_SUPPLIED ENTRIES_.
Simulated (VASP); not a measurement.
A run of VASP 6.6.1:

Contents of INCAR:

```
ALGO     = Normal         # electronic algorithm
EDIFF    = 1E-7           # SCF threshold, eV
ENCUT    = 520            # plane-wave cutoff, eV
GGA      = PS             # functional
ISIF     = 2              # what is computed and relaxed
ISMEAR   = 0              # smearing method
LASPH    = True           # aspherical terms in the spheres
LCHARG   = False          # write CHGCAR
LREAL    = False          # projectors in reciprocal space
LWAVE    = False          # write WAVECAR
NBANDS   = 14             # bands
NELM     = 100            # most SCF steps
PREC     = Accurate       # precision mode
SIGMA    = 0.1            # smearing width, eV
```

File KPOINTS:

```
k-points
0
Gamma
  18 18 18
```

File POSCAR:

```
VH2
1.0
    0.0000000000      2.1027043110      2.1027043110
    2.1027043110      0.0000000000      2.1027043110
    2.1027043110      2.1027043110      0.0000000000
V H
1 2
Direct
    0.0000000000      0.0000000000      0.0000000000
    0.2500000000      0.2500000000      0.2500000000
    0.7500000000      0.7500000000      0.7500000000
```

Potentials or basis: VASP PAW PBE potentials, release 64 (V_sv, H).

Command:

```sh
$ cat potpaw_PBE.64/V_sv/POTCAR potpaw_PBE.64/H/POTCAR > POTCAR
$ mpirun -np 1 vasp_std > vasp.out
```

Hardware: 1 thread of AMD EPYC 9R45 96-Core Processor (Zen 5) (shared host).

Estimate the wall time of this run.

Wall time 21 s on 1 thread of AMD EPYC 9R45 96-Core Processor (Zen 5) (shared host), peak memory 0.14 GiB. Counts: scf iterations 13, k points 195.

_ACTIVITY_. Up to and including the line with "Estimate the wall time of this run.", reproduce the material above exactly as it appears, starting from its first line.

_TASK SOLUTION_.
Simulated (VASP); not a measurement.
A run of VASP 6.6.1:

Contents of INCAR:

```
ALGO     = Normal         # electronic algorithm
EDIFF    = 1E-7           # SCF threshold, eV
ENCUT    = 520            # plane-wave cutoff, eV
GGA      = PS             # functional
ISIF     = 2              # what is computed and relaxed
ISMEAR   = 0              # smearing method
LASPH    = True           # aspherical terms in the spheres
LCHARG   = False          # write CHGCAR
LREAL    = False          # projectors in reciprocal space
LWAVE    = False          # write WAVECAR
NBANDS   = 14             # bands
NELM     = 100            # most SCF steps
PREC     = Accurate       # precision mode
SIGMA    = 0.1            # smearing width, eV
```

File KPOINTS:

```
k-points
0
Gamma
  18 18 18
```

File POSCAR:

```
VH2
1.0
    0.0000000000      2.1027043110      2.1027043110
    2.1027043110      0.0000000000      2.1027043110
    2.1027043110      2.1027043110      0.0000000000
V H
1 2
Direct
    0.0000000000      0.0000000000      0.0000000000
    0.2500000000      0.2500000000      0.2500000000
    0.7500000000      0.7500000000      0.7500000000
```

Potentials or basis: VASP PAW PBE potentials, release 64 (V_sv, H).

Command:

```sh
$ cat potpaw_PBE.64/V_sv/POTCAR potpaw_PBE.64/H/POTCAR > POTCAR
$ mpirun -np 1 vasp_std > vasp.out
```

Hardware: 1 thread of AMD EPYC 9R45 96-Core Processor (Zen 5) (shared host).

Estimate the wall time of this run.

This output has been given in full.